## Work item
Return the run of lines below that opens with the line containing "of KNbO3 (P4mm)**" and closes with the line containing "Q: What are the hole masses at the edge?", keeping each one exact.

*** Dataset content ***

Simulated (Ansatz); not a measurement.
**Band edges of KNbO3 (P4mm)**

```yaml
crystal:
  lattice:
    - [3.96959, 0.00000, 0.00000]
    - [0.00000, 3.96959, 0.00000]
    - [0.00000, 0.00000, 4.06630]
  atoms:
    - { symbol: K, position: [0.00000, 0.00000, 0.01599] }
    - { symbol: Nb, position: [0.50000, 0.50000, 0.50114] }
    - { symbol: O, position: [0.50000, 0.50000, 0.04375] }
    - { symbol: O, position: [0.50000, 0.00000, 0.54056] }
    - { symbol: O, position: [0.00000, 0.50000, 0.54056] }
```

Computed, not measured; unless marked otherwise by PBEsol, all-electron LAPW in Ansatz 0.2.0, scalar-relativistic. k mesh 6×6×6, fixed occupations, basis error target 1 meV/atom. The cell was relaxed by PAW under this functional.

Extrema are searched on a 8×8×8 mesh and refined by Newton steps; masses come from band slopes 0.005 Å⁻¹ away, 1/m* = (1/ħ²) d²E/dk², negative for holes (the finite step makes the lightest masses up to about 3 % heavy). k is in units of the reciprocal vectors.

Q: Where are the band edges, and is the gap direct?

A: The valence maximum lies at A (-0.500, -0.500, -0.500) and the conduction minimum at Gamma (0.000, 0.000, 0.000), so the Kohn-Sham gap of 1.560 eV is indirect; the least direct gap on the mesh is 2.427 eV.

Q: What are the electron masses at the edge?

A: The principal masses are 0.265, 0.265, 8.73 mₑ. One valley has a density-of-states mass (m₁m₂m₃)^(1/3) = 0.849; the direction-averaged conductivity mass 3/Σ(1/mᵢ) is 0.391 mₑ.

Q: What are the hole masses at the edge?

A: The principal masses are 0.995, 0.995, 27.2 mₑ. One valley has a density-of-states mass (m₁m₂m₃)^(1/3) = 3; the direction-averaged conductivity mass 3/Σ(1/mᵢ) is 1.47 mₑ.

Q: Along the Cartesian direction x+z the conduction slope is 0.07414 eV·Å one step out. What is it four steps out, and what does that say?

***

## Written solution
**Band edges of KNbO3 (P4mm)**

```yaml
crystal:
  lattice:
    - [3.96959, 0.00000, 0.00000]
    - [0.00000, 3.96959, 0.00000]
    - [0.00000, 0.00000, 4.06630]
  atoms:
    - { symbol: K, position: [0.00000, 0.00000, 0.01599] }
    - { symbol: Nb, position: [0.50000, 0.50000, 0.50114] }
    - { symbol: O, position: [0.50000, 0.50000, 0.04375] }
    - { symbol: O, position: [0.50000, 0.00000, 0.54056] }
    - { symbol: O, position: [0.00000, 0.50000, 0.54056] }
```

Computed, not measured; unless marked otherwise by PBEsol, all-electron LAPW in Ansatz 0.2.0, scalar-relativistic. k mesh 6×6×6, fixed occupations, basis error target 1 meV/atom. The cell was relaxed by PAW under this functional.

Extrema are searched on a 8×8×8 mesh and refined by Newton steps; masses come from band slopes 0.005 Å⁻¹ away, 1/m* = (1/ħ²) d²E/dk², negative for holes (the finite step makes the lightest masses up to about 3 % heavy). k is in units of the reciprocal vectors.

Q: Where are the band edges, and is the gap direct?

A: The valence maximum lies at A (-0.500, -0.500, -0.500) and the conduction minimum at Gamma (0.000, 0.000, 0.000), so the Kohn-Sham gap of 1.560 eV is indirect; the least direct gap on the mesh is 2.427 eV.

Q: What are the electron masses at the edge?

A: The principal masses are 0.265, 0.265, 8.73 mₑ. One valley has a density-of-states mass (m₁m₂m₃)^(1/3) = 0.849; the direction-averaged conductivity mass 3/Σ(1/mᵢ) is 0.391 mₑ.

Q: What are the hole masses at the edge?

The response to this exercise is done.